EXERCISE: Repeat exactly, please, the opening lines of the data below, through and including the line where "Drawn: contour lines" sits.

DATA LISTING:
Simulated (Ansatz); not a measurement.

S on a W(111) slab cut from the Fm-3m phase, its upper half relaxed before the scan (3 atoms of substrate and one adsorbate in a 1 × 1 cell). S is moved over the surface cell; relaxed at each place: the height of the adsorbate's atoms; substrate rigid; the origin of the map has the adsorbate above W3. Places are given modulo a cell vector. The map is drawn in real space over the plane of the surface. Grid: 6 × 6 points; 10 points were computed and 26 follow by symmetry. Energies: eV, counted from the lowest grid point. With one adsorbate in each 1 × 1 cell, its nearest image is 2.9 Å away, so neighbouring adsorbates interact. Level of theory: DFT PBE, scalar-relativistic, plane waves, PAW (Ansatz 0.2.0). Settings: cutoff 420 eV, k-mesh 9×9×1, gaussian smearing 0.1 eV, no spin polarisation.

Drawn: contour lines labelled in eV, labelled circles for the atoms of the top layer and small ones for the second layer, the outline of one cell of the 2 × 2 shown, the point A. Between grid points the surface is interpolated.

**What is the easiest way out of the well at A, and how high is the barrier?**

REPLY:
Simulated (Ansatz); not a measurement.

S on a W(111) slab cut from the Fm-3m phase, its upper half relaxed before the scan (3 atoms of substrate and one adsorbate in a 1 × 1 cell). S is moved over the surface cell; relaxed at each place: the height of the adsorbate's atoms; substrate rigid; the origin of the map has the adsorbate above W3. Places are given modulo a cell vector. The map is drawn in real space over the plane of the surface. Grid: 6 × 6 points; 10 points were computed and 26 follow by symmetry. Energies: eV, counted from the lowest grid point. With one adsorbate in each 1 × 1 cell, its nearest image is 2.9 Å away, so neighbouring adsorbates interact. Level of theory: DFT PBE, scalar-relativistic, plane waves, PAW (Ansatz 0.2.0). Settings: cutoff 420 eV, k-mesh 9×9×1, gaussian smearing 0.1 eV, no spin polarisation.

Drawn: contour lines labelled in eV, labelled circles for the atoms of the top layer and small ones for the second layer, the outline of one cell of the 2 × 2 shown, the point A. Between grid points the surface is interpolated.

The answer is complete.